__ASSIGNMENT__. Every line below needs to be returned exactly as written.

__ENTRIES SHOWN__.
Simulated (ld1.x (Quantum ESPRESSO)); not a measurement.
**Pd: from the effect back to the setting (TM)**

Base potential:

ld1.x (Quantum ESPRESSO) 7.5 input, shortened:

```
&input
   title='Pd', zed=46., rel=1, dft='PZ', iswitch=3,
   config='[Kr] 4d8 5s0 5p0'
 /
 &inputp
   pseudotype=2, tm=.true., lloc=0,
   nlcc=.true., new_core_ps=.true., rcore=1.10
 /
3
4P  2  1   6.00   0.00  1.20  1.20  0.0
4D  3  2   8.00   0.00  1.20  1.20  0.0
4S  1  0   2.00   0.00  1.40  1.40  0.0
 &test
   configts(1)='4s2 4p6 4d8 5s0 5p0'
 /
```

__ANSWER AREA__.
Simulated (ld1.x (Quantum ESPRESSO)); not a measurement.
**Pd: from the effect back to the setting (TM)**

Base potential:

ld1.x (Quantum ESPRESSO) 7.5 input, shortened:

```
&input
   title='Pd', zed=46., rel=1, dft='PZ', iswitch=3,
   config='[Kr] 4d8 5s0 5p0'
 /
 &inputp
   pseudotype=2, tm=.true., lloc=0,
   nlcc=.true., new_core_ps=.true., rcore=1.10
 /
3
4P  2  1   6.00   0.00  1.20  1.20  0.0
4D  3  2   8.00   0.00  1.20  1.20  0.0
4S  1  0   2.00   0.00  1.40  1.40  0.0
 &test
   configts(1)='4s2 4p6 4d8 5s0 5p0'
 /
```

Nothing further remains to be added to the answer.